▶ _Material shown_
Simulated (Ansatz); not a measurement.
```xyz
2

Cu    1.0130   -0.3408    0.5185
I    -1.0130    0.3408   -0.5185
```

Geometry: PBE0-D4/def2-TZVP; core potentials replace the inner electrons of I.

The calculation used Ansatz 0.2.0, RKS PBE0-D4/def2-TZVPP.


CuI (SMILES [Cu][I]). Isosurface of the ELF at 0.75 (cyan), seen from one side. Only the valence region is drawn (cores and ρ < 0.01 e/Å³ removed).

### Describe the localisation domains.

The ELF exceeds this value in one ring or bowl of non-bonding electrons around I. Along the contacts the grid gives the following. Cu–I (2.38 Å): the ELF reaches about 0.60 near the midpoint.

▶ _Work task_
Give the data again in full, exactly.

▶ _Your response_
Simulated (Ansatz); not a measurement.
```xyz
2

Cu    1.0130   -0.3408    0.5185
I    -1.0130    0.3408   -0.5185
```

Geometry: PBE0-D4/def2-TZVP; core potentials replace the inner electrons of I.

The calculation used Ansatz 0.2.0, RKS PBE0-D4/def2-TZVPP.


CuI (SMILES [Cu][I]). Isosurface of the ELF at 0.75 (cyan), seen from one side. Only the valence region is drawn (cores and ρ < 0.01 e/Å³ removed).

### Describe the localisation domains.

The ELF exceeds this value in one ring or bowl of non-bonding electrons around I. Along the contacts the grid gives the following. Cu–I (2.38 Å): the ELF reaches about 0.60 near the midpoint.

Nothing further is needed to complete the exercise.